Supplied records
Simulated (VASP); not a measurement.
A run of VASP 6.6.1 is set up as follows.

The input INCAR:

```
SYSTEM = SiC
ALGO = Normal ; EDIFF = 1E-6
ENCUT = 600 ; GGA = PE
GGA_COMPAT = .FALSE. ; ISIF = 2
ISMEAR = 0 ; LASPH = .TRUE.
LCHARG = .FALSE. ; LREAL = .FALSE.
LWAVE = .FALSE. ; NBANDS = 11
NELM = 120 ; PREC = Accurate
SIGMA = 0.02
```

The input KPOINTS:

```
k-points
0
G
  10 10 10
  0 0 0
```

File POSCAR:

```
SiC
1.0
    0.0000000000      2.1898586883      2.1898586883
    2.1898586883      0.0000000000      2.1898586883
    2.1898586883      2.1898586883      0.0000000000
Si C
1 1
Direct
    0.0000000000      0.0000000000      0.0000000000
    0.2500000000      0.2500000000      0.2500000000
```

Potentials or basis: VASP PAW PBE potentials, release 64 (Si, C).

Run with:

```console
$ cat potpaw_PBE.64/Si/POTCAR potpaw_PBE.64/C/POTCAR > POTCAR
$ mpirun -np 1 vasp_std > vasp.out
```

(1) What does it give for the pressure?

Work item
Transcribe the whole listing above, keeping each line exactly as written.

Exercise solution
Simulated (VASP); not a measurement.
A run of VASP 6.6.1 is set up as follows.

The input INCAR:

```
SYSTEM = SiC
ALGO = Normal ; EDIFF = 1E-6
ENCUT = 600 ; GGA = PE
GGA_COMPAT = .FALSE. ; ISIF = 2
ISMEAR = 0 ; LASPH = .TRUE.
LCHARG = .FALSE. ; LREAL = .FALSE.
LWAVE = .FALSE. ; NBANDS = 11
NELM = 120 ; PREC = Accurate
SIGMA = 0.02
```

The input KPOINTS:

```
k-points
0
G
  10 10 10
  0 0 0
```

File POSCAR:

```
SiC
1.0
    0.0000000000      2.1898586883      2.1898586883
    2.1898586883      0.0000000000      2.1898586883
    2.1898586883      2.1898586883      0.0000000000
Si C
1 1
Direct
    0.0000000000      0.0000000000      0.0000000000
    0.2500000000      0.2500000000      0.2500000000
```

Potentials or basis: VASP PAW PBE potentials, release 64 (Si, C).

Run with:

```console
$ cat potpaw_PBE.64/Si/POTCAR potpaw_PBE.64/C/POTCAR > POTCAR
$ mpirun -np 1 vasp_std > vasp.out
```

(1) What does it give for the pressure?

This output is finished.